● **Work task**
Only the lines from the opening of the material through the one containing "Simulated single-crystal data" should be reproduced, each exactly as it stands.

● **Dataset entries**
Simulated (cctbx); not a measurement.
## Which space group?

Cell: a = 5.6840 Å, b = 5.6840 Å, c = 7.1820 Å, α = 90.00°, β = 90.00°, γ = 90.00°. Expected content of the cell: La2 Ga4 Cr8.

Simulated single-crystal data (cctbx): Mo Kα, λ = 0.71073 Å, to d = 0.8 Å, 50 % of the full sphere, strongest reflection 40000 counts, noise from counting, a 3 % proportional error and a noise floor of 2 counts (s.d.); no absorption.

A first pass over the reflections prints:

● **Task response**
Simulated (cctbx); not a measurement.
## Which space group?

Cell: a = 5.6840 Å, b = 5.6840 Å, c = 7.1820 Å, α = 90.00°, β = 90.00°, γ = 90.00°. Expected content of the cell: La2 Ga4 Cr8.

Simulated single-crystal data (cctbx): Mo Kα, λ = 0.71073 Å, to d = 0.8 Å, 50 % of the full sphere, strongest reflection 40000 counts, noise from counting, a 3 % proportional error and a noise floor of 2 counts (s.d.); no absorption.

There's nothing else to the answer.